-- Opening Marker --

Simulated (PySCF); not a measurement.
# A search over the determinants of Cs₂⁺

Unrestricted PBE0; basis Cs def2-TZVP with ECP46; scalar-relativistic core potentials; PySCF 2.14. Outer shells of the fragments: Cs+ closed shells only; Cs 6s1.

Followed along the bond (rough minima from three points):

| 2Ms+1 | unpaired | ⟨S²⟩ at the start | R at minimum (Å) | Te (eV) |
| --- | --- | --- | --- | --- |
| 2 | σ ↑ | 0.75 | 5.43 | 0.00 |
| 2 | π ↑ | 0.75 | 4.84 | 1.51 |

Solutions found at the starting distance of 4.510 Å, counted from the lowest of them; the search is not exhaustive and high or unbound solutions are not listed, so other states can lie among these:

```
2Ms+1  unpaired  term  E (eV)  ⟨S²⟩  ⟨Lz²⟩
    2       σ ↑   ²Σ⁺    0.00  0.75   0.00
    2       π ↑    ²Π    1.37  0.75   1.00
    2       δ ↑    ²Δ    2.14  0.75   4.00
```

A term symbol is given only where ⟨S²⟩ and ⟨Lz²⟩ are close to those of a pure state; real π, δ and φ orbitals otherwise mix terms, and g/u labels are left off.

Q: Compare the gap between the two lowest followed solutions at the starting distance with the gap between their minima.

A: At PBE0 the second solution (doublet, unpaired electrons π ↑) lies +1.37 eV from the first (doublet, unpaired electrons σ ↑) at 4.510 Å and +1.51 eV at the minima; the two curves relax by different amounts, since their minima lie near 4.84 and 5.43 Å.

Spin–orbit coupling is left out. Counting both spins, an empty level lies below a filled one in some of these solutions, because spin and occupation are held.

-- Closing Marker --

Assigned task →
Only an exact copy of the listing above, from its first line up to and including the line with "A: At PBE0 the", counts as the answer.

Answer area →
Simulated (PySCF); not a measurement.
# A search over the determinants of Cs₂⁺

Unrestricted PBE0; basis Cs def2-TZVP with ECP46; scalar-relativistic core potentials; PySCF 2.14. Outer shells of the fragments: Cs+ closed shells only; Cs 6s1.

Followed along the bond (rough minima from three points):

| 2Ms+1 | unpaired | ⟨S²⟩ at the start | R at minimum (Å) | Te (eV) |
| --- | --- | --- | --- | --- |
| 2 | σ ↑ | 0.75 | 5.43 | 0.00 |
| 2 | π ↑ | 0.75 | 4.84 | 1.51 |

Solutions found at the starting distance of 4.510 Å, counted from the lowest of them; the search is not exhaustive and high or unbound solutions are not listed, so other states can lie among these:

```
2Ms+1  unpaired  term  E (eV)  ⟨S²⟩  ⟨Lz²⟩
    2       σ ↑   ²Σ⁺    0.00  0.75   0.00
    2       π ↑    ²Π    1.37  0.75   1.00
    2       δ ↑    ²Δ    2.14  0.75   4.00
```

A term symbol is given only where ⟨S²⟩ and ⟨Lz²⟩ are close to those of a pure state; real π, δ and φ orbitals otherwise mix terms, and g/u labels are left off.

Q: Compare the gap between the two lowest followed solutions at the starting distance with the gap between their minima.

A: At PBE0 the second solution (doublet, unpaired electrons π ↑) lies +1.37 eV from the first (doublet, unpaired electrons σ ↑) at 4.510 Å and +1.51 eV at the minima; the two curves relax by different amounts, since their minima lie near 4.84 and 5.43 Å.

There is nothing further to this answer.